» **Assignment**: Among the lines below, copy exactly those from the one with "Bond lengths: Cl1–Ge2" through the one with "## Step 2: The", counting both ends.

» **Records shown**:
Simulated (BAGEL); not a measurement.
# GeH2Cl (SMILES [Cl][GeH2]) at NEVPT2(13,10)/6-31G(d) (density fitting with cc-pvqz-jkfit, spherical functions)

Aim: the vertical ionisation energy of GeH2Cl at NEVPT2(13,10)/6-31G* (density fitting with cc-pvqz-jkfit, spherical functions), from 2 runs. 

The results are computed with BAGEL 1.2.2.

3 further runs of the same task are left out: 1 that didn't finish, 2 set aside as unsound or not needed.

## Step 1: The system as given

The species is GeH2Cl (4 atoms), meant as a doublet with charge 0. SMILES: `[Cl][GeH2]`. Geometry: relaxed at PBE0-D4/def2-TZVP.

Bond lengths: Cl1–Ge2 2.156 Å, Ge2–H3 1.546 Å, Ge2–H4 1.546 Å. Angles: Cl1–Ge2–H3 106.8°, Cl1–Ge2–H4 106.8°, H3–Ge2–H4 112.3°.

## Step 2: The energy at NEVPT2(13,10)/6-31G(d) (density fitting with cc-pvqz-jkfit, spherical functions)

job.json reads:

» **Response**:
Bond lengths: Cl1–Ge2 2.156 Å, Ge2–H3 1.546 Å, Ge2–H4 1.546 Å. Angles: Cl1–Ge2–H3 106.8°, Cl1–Ge2–H4 106.8°, H3–Ge2–H4 112.3°.

## Step 2: The energy at NEVPT2(13,10)/6-31G(d) (density fitting with cc-pvqz-jkfit, spherical functions)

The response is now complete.